● EXTRACTED ENTRIES
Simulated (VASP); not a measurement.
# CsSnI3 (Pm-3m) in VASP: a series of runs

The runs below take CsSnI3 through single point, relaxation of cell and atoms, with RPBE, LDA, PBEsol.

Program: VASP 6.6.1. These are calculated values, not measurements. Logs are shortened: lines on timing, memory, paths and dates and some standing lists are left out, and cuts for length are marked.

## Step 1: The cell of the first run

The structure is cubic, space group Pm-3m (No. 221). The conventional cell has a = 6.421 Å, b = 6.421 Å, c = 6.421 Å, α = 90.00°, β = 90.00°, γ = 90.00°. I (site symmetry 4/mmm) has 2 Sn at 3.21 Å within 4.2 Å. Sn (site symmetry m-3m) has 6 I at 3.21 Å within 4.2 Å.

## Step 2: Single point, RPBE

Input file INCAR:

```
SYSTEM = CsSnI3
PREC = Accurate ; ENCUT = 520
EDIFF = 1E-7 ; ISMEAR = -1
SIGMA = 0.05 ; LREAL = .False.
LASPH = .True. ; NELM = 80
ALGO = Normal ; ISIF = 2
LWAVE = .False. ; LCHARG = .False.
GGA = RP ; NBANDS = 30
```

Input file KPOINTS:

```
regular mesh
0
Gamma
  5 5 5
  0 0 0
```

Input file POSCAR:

● BRIEF
Could you write out the full data verbatim?

● EXERCISE RESPONSE
Simulated (VASP); not a measurement.
# CsSnI3 (Pm-3m) in VASP: a series of runs

The runs below take CsSnI3 through single point, relaxation of cell and atoms, with RPBE, LDA, PBEsol.

Program: VASP 6.6.1. These are calculated values, not measurements. Logs are shortened: lines on timing, memory, paths and dates and some standing lists are left out, and cuts for length are marked.

## Step 1: The cell of the first run

The structure is cubic, space group Pm-3m (No. 221). The conventional cell has a = 6.421 Å, b = 6.421 Å, c = 6.421 Å, α = 90.00°, β = 90.00°, γ = 90.00°. I (site symmetry 4/mmm) has 2 Sn at 3.21 Å within 4.2 Å. Sn (site symmetry m-3m) has 6 I at 3.21 Å within 4.2 Å.

## Step 2: Single point, RPBE

Input file INCAR:

```
SYSTEM = CsSnI3
PREC = Accurate ; ENCUT = 520
EDIFF = 1E-7 ; ISMEAR = -1
SIGMA = 0.05 ; LREAL = .False.
LASPH = .True. ; NELM = 80
ALGO = Normal ; ISIF = 2
LWAVE = .False. ; LCHARG = .False.
GGA = RP ; NBANDS = 30
```

Input file KPOINTS:

```
regular mesh
0
Gamma
  5 5 5
  0 0 0
```

Input file POSCAR:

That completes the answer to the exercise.